--- ACTION ITEM ---
Look in the material below for the line with "cell: 3.00 μB" and the line with "uncorrected): -1.64 eV/atom", then set down exactly those two lines and all lines between, nothing more.

[RECORD SET — start]

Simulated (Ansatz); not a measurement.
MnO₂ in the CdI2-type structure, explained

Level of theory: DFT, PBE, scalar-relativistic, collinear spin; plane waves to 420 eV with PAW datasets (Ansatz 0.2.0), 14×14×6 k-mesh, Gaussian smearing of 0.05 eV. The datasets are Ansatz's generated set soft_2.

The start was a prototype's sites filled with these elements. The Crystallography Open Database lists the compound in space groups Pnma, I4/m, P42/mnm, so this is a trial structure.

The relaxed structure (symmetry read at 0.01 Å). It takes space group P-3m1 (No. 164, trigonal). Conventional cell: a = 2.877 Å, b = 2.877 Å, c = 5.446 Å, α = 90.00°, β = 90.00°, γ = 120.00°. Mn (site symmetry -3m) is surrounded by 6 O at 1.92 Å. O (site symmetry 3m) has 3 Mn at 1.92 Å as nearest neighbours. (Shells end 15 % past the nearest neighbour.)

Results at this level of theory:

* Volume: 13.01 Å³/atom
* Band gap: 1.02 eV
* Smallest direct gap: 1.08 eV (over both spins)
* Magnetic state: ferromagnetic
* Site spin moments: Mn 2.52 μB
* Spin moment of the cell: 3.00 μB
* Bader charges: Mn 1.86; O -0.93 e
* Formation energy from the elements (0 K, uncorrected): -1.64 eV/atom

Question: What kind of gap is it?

[RECORD SET — finish]

--- ANSWER SECTION ---
* Spin moment of the cell: 3.00 μB
* Bader charges: Mn 1.86; O -0.93 e
* Formation energy from the elements (0 K, uncorrected): -1.64 eV/atom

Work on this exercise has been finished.